Down to the last line, reproduce the data below exactly.

BEGIN Provided material

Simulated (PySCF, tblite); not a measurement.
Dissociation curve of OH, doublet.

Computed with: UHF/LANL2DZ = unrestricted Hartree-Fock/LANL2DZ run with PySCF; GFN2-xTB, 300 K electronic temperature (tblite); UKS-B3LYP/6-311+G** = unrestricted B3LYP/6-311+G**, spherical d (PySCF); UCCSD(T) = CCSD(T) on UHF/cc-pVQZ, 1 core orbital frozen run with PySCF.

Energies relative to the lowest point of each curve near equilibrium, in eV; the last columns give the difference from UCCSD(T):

END Provided material

§ **Written solution**
Simulated (PySCF, tblite); not a measurement.
Dissociation curve of OH, doublet.

Computed with: UHF/LANL2DZ = unrestricted Hartree-Fock/LANL2DZ run with PySCF; GFN2-xTB, 300 K electronic temperature (tblite); UKS-B3LYP/6-311+G** = unrestricted B3LYP/6-311+G**, spherical d (PySCF); UCCSD(T) = CCSD(T) on UHF/cc-pVQZ, 1 core orbital frozen run with PySCF.

Energies relative to the lowest point of each curve near equilibrium, in eV; the last columns give the difference from UCCSD(T):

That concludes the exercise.